BRIEF »
Repeat the records word for word.

EXCERPTED DATA »
============================================================

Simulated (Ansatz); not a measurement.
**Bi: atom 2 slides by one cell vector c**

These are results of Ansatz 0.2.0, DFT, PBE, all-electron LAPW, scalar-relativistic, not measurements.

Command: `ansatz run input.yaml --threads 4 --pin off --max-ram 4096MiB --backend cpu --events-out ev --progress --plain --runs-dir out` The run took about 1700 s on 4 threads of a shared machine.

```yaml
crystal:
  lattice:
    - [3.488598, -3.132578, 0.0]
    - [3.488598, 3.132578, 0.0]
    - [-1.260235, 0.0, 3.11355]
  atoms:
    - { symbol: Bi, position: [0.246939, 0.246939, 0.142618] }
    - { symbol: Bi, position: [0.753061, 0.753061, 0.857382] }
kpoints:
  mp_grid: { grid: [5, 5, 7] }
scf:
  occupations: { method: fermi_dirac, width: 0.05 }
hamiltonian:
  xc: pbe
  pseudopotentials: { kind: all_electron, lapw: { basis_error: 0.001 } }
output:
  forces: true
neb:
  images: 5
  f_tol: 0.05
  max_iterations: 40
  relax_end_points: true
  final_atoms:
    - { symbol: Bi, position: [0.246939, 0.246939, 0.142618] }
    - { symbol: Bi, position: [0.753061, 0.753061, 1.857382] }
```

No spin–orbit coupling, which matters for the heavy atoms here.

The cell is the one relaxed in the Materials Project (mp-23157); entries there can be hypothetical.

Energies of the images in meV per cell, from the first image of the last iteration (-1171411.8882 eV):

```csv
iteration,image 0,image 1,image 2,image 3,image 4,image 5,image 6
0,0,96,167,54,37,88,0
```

============================================================

EXPECTED ANSWER »
Simulated (Ansatz); not a measurement.
**Bi: atom 2 slides by one cell vector c**

These are results of Ansatz 0.2.0, DFT, PBE, all-electron LAPW, scalar-relativistic, not measurements.

Command: `ansatz run input.yaml --threads 4 --pin off --max-ram 4096MiB --backend cpu --events-out ev --progress --plain --runs-dir out` The run took about 1700 s on 4 threads of a shared machine.

```yaml
crystal:
  lattice:
    - [3.488598, -3.132578, 0.0]
    - [3.488598, 3.132578, 0.0]
    - [-1.260235, 0.0, 3.11355]
  atoms:
    - { symbol: Bi, position: [0.246939, 0.246939, 0.142618] }
    - { symbol: Bi, position: [0.753061, 0.753061, 0.857382] }
kpoints:
  mp_grid: { grid: [5, 5, 7] }
scf:
  occupations: { method: fermi_dirac, width: 0.05 }
hamiltonian:
  xc: pbe
  pseudopotentials: { kind: all_electron, lapw: { basis_error: 0.001 } }
output:
  forces: true
neb:
  images: 5
  f_tol: 0.05
  max_iterations: 40
  relax_end_points: true
  final_atoms:
    - { symbol: Bi, position: [0.246939, 0.246939, 0.142618] }
    - { symbol: Bi, position: [0.753061, 0.753061, 1.857382] }
```

No spin–orbit coupling, which matters for the heavy atoms here.

The cell is the one relaxed in the Materials Project (mp-23157); entries there can be hypothetical.

Energies of the images in meV per cell, from the first image of the last iteration (-1171411.8882 eV):

```csv
iteration,image 0,image 1,image 2,image 3,image 4,image 5,image 6
0,0,96,167,54,37,88,0
```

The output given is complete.